#### ACTIVITY:
Take the lines below from the first through the one that contains "GeH2SO has 5" and copy them exactly.

#### INFORMATION PROVIDED

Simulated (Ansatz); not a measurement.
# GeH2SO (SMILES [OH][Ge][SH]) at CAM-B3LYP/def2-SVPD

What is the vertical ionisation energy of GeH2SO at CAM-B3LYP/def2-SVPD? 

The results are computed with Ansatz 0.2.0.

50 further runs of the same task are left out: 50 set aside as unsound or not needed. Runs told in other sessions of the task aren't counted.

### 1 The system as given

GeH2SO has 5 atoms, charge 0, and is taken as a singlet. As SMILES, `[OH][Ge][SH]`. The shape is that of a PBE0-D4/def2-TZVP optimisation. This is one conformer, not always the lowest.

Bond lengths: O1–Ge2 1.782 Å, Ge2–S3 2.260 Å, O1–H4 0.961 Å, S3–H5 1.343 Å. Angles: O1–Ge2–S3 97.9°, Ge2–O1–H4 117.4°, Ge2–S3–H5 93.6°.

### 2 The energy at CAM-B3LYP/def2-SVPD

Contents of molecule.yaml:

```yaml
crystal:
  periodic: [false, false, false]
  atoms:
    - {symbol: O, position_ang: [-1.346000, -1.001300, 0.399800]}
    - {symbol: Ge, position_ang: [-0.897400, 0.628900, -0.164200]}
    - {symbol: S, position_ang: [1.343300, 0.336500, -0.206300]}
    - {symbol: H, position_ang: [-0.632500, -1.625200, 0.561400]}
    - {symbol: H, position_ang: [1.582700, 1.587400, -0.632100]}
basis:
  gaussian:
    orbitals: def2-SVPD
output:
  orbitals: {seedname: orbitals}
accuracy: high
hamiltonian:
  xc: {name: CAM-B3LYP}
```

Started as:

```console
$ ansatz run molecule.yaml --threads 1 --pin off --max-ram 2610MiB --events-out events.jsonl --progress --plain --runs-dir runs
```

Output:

########

#### ANSWER AREA:
Simulated (Ansatz); not a measurement.
# GeH2SO (SMILES [OH][Ge][SH]) at CAM-B3LYP/def2-SVPD

What is the vertical ionisation energy of GeH2SO at CAM-B3LYP/def2-SVPD? 

The results are computed with Ansatz 0.2.0.

50 further runs of the same task are left out: 50 set aside as unsound or not needed. Runs told in other sessions of the task aren't counted.

### 1 The system as given

GeH2SO has 5 atoms, charge 0, and is taken as a singlet. As SMILES, `[OH][Ge][SH]`. The shape is that of a PBE0-D4/def2-TZVP optimisation. This is one conformer, not always the lowest.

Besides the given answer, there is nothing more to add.